[Given data Boundary: Start]

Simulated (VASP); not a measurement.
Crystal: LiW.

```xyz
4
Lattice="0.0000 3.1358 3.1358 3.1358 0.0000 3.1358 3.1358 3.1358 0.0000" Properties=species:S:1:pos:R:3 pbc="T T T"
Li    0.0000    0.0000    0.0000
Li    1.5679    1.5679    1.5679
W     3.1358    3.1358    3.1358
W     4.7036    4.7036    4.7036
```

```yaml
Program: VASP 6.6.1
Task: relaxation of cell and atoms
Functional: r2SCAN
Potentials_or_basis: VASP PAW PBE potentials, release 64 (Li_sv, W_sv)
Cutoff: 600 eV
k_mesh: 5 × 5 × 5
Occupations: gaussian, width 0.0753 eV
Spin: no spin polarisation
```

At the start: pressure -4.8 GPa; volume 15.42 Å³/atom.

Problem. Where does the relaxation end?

[Given data Boundary: End]

Work instruction
Produce an identical printout of the material above.

Task response
Simulated (VASP); not a measurement.
Crystal: LiW.

```xyz
4
Lattice="0.0000 3.1358 3.1358 3.1358 0.0000 3.1358 3.1358 3.1358 0.0000" Properties=species:S:1:pos:R:3 pbc="T T T"
Li    0.0000    0.0000    0.0000
Li    1.5679    1.5679    1.5679
W     3.1358    3.1358    3.1358
W     4.7036    4.7036    4.7036
```

```yaml
Program: VASP 6.6.1
Task: relaxation of cell and atoms
Functional: r2SCAN
Potentials_or_basis: VASP PAW PBE potentials, release 64 (Li_sv, W_sv)
Cutoff: 600 eV
k_mesh: 5 × 5 × 5
Occupations: gaussian, width 0.0753 eV
Spin: no spin polarisation
```

At the start: pressure -4.8 GPa; volume 15.42 Å³/atom.

Problem. Where does the relaxation end?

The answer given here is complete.